══════
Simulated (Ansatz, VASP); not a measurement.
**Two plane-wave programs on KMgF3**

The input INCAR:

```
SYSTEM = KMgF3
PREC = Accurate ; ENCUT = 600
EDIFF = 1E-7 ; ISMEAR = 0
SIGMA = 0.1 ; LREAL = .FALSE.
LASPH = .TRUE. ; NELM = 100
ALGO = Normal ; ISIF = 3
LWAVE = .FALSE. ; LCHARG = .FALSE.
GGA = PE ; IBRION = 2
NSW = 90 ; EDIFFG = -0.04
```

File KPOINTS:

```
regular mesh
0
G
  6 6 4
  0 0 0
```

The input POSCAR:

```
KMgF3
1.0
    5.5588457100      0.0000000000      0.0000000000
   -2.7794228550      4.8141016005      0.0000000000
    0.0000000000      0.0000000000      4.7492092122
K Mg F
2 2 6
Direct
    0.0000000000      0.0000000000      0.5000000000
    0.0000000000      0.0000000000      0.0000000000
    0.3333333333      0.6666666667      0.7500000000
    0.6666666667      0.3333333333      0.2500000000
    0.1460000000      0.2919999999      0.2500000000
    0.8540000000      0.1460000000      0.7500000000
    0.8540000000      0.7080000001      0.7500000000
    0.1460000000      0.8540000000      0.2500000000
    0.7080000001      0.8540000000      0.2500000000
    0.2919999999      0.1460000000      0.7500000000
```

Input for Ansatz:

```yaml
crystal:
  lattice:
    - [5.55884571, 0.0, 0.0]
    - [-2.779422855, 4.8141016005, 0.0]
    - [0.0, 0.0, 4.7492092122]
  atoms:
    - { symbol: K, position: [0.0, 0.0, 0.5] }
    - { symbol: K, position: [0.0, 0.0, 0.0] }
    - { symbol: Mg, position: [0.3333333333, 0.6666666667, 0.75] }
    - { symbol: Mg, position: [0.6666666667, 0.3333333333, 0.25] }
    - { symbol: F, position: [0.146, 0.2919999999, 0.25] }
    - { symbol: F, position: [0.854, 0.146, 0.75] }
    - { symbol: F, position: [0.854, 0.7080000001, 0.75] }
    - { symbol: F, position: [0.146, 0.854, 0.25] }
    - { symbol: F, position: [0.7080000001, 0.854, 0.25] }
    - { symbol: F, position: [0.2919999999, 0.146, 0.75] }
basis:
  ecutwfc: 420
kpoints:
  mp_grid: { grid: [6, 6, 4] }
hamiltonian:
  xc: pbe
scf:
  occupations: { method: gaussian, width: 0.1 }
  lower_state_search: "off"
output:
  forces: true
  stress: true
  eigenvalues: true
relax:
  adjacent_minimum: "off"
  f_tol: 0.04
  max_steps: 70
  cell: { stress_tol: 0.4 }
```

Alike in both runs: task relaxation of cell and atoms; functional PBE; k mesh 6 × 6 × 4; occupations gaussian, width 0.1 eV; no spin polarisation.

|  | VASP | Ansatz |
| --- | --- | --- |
══════

Assigned task >> The lines from the top of the data above down to the line containing "VASP | Ansatz |" are to be copied exactly; no other line should appear.

Your response >>
Simulated (Ansatz, VASP); not a measurement.
**Two plane-wave programs on KMgF3**

The input INCAR:

```
SYSTEM = KMgF3
PREC = Accurate ; ENCUT = 600
EDIFF = 1E-7 ; ISMEAR = 0
SIGMA = 0.1 ; LREAL = .FALSE.
LASPH = .TRUE. ; NELM = 100
ALGO = Normal ; ISIF = 3
LWAVE = .FALSE. ; LCHARG = .FALSE.
GGA = PE ; IBRION = 2
NSW = 90 ; EDIFFG = -0.04
```

File KPOINTS:

```
regular mesh
0
G
  6 6 4
  0 0 0
```

The input POSCAR:

```
KMgF3
1.0
    5.5588457100      0.0000000000      0.0000000000
   -2.7794228550      4.8141016005      0.0000000000
    0.0000000000      0.0000000000      4.7492092122
K Mg F
2 2 6
Direct
    0.0000000000      0.0000000000      0.5000000000
    0.0000000000      0.0000000000      0.0000000000
    0.3333333333      0.6666666667      0.7500000000
    0.6666666667      0.3333333333      0.2500000000
    0.1460000000      0.2919999999      0.2500000000
    0.8540000000      0.1460000000      0.7500000000
    0.8540000000      0.7080000001      0.7500000000
    0.1460000000      0.8540000000      0.2500000000
    0.7080000001      0.8540000000      0.2500000000
    0.2919999999      0.1460000000      0.7500000000
```

Input for Ansatz:

```yaml
crystal:
  lattice:
    - [5.55884571, 0.0, 0.0]
    - [-2.779422855, 4.8141016005, 0.0]
    - [0.0, 0.0, 4.7492092122]
  atoms:
    - { symbol: K, position: [0.0, 0.0, 0.5] }
    - { symbol: K, position: [0.0, 0.0, 0.0] }
    - { symbol: Mg, position: [0.3333333333, 0.6666666667, 0.75] }
    - { symbol: Mg, position: [0.6666666667, 0.3333333333, 0.25] }
    - { symbol: F, position: [0.146, 0.2919999999, 0.25] }
    - { symbol: F, position: [0.854, 0.146, 0.75] }
    - { symbol: F, position: [0.854, 0.7080000001, 0.75] }
    - { symbol: F, position: [0.146, 0.854, 0.25] }
    - { symbol: F, position: [0.7080000001, 0.854, 0.25] }
    - { symbol: F, position: [0.2919999999, 0.146, 0.75] }
basis:
  ecutwfc: 420
kpoints:
  mp_grid: { grid: [6, 6, 4] }
hamiltonian:
  xc: pbe
scf:
  occupations: { method: gaussian, width: 0.1 }
  lower_state_search: "off"
output:
  forces: true
  stress: true
  eigenvalues: true
relax:
  adjacent_minimum: "off"
  f_tol: 0.04
  max_steps: 70
  cell: { stress_tol: 0.4 }
```

Alike in both runs: task relaxation of cell and atoms; functional PBE; k mesh 6 × 6 × 4; occupations gaussian, width 0.1 eV; no spin polarisation.

|  | VASP | Ansatz |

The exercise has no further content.